=== Begin Enclosure ===

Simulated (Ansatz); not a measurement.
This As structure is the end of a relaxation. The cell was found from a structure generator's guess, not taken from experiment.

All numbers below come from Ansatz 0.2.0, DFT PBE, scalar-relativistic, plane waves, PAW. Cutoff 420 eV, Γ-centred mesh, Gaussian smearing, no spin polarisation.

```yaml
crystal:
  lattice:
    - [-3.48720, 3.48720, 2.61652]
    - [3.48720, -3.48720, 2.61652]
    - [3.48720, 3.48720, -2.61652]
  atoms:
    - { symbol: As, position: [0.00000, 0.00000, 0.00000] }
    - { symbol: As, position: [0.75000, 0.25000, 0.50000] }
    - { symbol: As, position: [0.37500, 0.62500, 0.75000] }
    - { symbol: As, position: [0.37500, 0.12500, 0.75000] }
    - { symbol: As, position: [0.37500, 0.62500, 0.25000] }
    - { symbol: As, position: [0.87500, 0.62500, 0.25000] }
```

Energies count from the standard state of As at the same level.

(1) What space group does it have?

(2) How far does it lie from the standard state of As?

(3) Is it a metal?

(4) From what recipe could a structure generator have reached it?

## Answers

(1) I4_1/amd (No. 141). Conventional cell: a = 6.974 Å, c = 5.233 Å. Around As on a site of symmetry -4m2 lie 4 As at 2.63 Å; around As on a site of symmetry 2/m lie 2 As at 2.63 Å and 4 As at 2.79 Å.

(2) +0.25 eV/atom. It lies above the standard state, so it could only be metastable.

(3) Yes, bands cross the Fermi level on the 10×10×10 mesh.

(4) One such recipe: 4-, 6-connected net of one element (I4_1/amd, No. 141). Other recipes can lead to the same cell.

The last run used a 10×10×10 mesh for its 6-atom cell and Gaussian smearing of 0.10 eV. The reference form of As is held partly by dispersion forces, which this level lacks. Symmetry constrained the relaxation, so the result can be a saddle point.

=== End Enclosure ===

### [Brief]
Return the lines exactly as they stand, please. Start at the top of the material and finish with the line where "This As structure" appears.

### [Task answer]
Simulated (Ansatz); not a measurement.
This As structure is the end of a relaxation. The cell was found from a structure generator's guess, not taken from experiment.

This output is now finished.